╔══

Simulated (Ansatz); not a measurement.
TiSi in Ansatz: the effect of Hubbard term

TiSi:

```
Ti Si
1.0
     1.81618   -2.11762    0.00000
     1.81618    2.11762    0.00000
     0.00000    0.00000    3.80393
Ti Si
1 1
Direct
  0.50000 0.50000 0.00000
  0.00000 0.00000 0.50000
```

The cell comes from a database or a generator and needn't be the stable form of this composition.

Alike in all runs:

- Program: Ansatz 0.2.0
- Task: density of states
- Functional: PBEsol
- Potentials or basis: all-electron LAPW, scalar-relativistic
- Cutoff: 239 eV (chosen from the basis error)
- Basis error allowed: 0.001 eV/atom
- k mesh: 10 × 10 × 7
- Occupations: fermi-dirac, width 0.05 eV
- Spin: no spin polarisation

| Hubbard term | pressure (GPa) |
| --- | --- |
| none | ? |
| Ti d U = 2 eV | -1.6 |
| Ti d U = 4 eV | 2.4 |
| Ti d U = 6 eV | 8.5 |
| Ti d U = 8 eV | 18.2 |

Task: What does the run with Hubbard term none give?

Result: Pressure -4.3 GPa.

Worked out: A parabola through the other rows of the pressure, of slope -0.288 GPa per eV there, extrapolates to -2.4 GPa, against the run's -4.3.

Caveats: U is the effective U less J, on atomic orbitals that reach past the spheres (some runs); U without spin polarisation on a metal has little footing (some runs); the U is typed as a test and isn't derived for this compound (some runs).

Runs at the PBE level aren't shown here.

╚══

# WORK INSTRUCTION
The entire listing above should be returned exactly as written.

# YOUR SOLUTION
Simulated (Ansatz); not a measurement.
TiSi in Ansatz: the effect of Hubbard term

TiSi:

```
Ti Si
1.0
     1.81618   -2.11762    0.00000
     1.81618    2.11762    0.00000
     0.00000    0.00000    3.80393
Ti Si
1 1
Direct
  0.50000 0.50000 0.00000
  0.00000 0.00000 0.50000
```

The cell comes from a database or a generator and needn't be the stable form of this composition.

Alike in all runs:

- Program: Ansatz 0.2.0
- Task: density of states
- Functional: PBEsol
- Potentials or basis: all-electron LAPW, scalar-relativistic
- Cutoff: 239 eV (chosen from the basis error)
- Basis error allowed: 0.001 eV/atom
- k mesh: 10 × 10 × 7
- Occupations: fermi-dirac, width 0.05 eV
- Spin: no spin polarisation

| Hubbard term | pressure (GPa) |
| --- | --- |
| none | ? |
| Ti d U = 2 eV | -1.6 |
| Ti d U = 4 eV | 2.4 |
| Ti d U = 6 eV | 8.5 |
| Ti d U = 8 eV | 18.2 |

Task: What does the run with Hubbard term none give?

Result: Pressure -4.3 GPa.

Worked out: A parabola through the other rows of the pressure, of slope -0.288 GPa per eV there, extrapolates to -2.4 GPa, against the run's -4.3.

Caveats: U is the effective U less J, on atomic orbitals that reach past the spheres (some runs); U without spin polarisation on a metal has little footing (some runs); the U is typed as a test and isn't derived for this compound (some runs).

Runs at the PBE level aren't shown here.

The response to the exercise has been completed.